=== Begin Enclosure ===
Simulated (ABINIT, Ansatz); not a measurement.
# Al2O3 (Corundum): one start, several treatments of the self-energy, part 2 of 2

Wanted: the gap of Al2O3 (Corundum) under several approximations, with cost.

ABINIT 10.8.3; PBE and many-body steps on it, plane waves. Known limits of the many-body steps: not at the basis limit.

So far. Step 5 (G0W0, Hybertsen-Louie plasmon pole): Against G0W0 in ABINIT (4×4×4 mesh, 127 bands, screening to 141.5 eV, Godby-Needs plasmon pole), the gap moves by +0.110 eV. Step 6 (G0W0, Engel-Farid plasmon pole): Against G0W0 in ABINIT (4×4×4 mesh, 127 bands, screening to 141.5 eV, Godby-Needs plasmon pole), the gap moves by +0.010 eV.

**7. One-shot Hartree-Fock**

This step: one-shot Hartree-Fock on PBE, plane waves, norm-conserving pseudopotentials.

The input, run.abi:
=== End Enclosure ===

* _Work order_
What is asked for is an exact copy of the lines above from the one containing "Wanted: the gap" through the one containing "ABINIT 10.8.3; PBE", and only those.

* _Exercise result_
Wanted: the gap of Al2O3 (Corundum) under several approximations, with cost.

ABINIT 10.8.3; PBE and many-body steps on it, plane waves. Known limits of the many-body steps: not at the basis limit.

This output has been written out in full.